▶ _Dataset extract_:
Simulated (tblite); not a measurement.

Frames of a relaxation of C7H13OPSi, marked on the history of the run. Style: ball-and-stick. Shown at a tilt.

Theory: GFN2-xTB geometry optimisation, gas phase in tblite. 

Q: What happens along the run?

▶ _Work instruction_:
Give again, word for word, every line of the listing above from the one with "Frames of a" to the one with "Theory: GFN2-xTB geometry", both inclusive, and nothing beyond them.

▶ _Response box_:
Frames of a relaxation of C7H13OPSi, marked on the history of the run. Style: ball-and-stick. Shown at a tilt.

Theory: GFN2-xTB geometry optimisation, gas phase in tblite. 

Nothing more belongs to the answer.